All of the records listed below should be retyped exactly.

◇ ◇ ◇ ◇ ◇ ◇ ◇

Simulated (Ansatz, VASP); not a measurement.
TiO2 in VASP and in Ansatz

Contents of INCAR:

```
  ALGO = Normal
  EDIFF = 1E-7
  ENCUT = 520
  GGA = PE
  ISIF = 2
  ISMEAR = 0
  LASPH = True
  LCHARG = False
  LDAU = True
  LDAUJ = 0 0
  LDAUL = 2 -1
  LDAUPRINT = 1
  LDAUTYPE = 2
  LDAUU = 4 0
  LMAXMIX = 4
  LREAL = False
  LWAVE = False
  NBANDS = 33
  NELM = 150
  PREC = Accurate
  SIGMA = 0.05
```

◇ ◇ ◇ ◇ ◇ ◇ ◇

▶ _EXPECTED ANSWER_
Simulated (Ansatz, VASP); not a measurement.
TiO2 in VASP and in Ansatz

Contents of INCAR:

```
  ALGO = Normal
  EDIFF = 1E-7
  ENCUT = 520
  GGA = PE
  ISIF = 2
  ISMEAR = 0
  LASPH = True
  LCHARG = False
  LDAU = True
  LDAUJ = 0 0
  LDAUL = 2 -1
  LDAUPRINT = 1
  LDAUTYPE = 2
  LDAUU = 4 0
  LMAXMIX = 4
  LREAL = False
  LWAVE = False
  NBANDS = 33
  NELM = 150
  PREC = Accurate
  SIGMA = 0.05
```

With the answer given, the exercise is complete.